Copy verbatim the material from its first line to the line that holds "-2.4 | +0.09 |", including that line.

▼▼▼
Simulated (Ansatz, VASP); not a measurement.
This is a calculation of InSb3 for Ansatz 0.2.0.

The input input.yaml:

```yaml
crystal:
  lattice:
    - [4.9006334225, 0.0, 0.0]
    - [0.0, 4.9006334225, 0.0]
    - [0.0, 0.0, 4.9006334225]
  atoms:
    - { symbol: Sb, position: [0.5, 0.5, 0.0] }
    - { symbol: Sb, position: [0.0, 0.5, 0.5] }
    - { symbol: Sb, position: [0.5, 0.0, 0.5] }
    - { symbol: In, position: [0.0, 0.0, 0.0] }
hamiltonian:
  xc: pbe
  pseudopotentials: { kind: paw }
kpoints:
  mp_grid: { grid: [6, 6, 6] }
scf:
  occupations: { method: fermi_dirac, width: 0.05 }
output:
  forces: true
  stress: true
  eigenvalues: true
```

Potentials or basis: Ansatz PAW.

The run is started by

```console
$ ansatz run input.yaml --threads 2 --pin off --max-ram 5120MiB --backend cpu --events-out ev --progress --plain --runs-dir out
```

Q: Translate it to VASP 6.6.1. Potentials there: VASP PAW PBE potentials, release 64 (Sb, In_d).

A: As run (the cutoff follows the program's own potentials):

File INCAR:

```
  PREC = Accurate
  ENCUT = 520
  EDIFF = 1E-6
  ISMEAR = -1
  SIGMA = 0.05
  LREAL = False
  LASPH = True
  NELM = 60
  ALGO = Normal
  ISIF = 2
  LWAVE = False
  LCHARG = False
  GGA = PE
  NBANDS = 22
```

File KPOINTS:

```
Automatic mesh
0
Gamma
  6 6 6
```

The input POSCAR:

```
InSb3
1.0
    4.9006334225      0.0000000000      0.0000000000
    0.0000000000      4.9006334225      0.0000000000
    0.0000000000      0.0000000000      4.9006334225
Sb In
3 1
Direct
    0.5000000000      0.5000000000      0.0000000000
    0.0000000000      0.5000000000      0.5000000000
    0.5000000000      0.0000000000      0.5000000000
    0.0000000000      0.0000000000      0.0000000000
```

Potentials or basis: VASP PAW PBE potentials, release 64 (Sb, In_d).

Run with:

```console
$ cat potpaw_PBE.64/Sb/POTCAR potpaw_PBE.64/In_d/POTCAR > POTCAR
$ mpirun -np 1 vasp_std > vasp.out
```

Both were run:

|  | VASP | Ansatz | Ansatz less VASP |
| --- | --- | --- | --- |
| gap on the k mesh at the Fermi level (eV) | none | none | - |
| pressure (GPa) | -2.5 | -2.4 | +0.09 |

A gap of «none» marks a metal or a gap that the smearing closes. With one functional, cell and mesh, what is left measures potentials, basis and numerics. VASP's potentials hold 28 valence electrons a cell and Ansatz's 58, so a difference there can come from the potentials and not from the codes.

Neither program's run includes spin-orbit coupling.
▲▲▲

- _RESULT_:
Simulated (Ansatz, VASP); not a measurement.
This is a calculation of InSb3 for Ansatz 0.2.0.

The input input.yaml:

```yaml
crystal:
  lattice:
    - [4.9006334225, 0.0, 0.0]
    - [0.0, 4.9006334225, 0.0]
    - [0.0, 0.0, 4.9006334225]
  atoms:
    - { symbol: Sb, position: [0.5, 0.5, 0.0] }
    - { symbol: Sb, position: [0.0, 0.5, 0.5] }
    - { symbol: Sb, position: [0.5, 0.0, 0.5] }
    - { symbol: In, position: [0.0, 0.0, 0.0] }
hamiltonian:
  xc: pbe
  pseudopotentials: { kind: paw }
kpoints:
  mp_grid: { grid: [6, 6, 6] }
scf:
  occupations: { method: fermi_dirac, width: 0.05 }
output:
  forces: true
  stress: true
  eigenvalues: true
```

Potentials or basis: Ansatz PAW.

The run is started by

```console
$ ansatz run input.yaml --threads 2 --pin off --max-ram 5120MiB --backend cpu --events-out ev --progress --plain --runs-dir out
```

Q: Translate it to VASP 6.6.1. Potentials there: VASP PAW PBE potentials, release 64 (Sb, In_d).

A: As run (the cutoff follows the program's own potentials):

File INCAR:

```
  PREC = Accurate
  ENCUT = 520
  EDIFF = 1E-6
  ISMEAR = -1
  SIGMA = 0.05
  LREAL = False
  LASPH = True
  NELM = 60
  ALGO = Normal
  ISIF = 2
  LWAVE = False
  LCHARG = False
  GGA = PE
  NBANDS = 22
```

File KPOINTS:

```
Automatic mesh
0
Gamma
  6 6 6
```

The input POSCAR:

```
InSb3
1.0
    4.9006334225      0.0000000000      0.0000000000
    0.0000000000      4.9006334225      0.0000000000
    0.0000000000      0.0000000000      4.9006334225
Sb In
3 1
Direct
    0.5000000000      0.5000000000      0.0000000000
    0.0000000000      0.5000000000      0.5000000000
    0.5000000000      0.0000000000      0.5000000000
    0.0000000000      0.0000000000      0.0000000000
```

Potentials or basis: VASP PAW PBE potentials, release 64 (Sb, In_d).

Run with:

```console
$ cat potpaw_PBE.64/Sb/POTCAR potpaw_PBE.64/In_d/POTCAR > POTCAR
$ mpirun -np 1 vasp_std > vasp.out
```

Both were run:

|  | VASP | Ansatz | Ansatz less VASP |
| --- | --- | --- | --- |
| gap on the k mesh at the Fermi level (eV) | none | none | - |
| pressure (GPa) | -2.5 | -2.4 | +0.09 |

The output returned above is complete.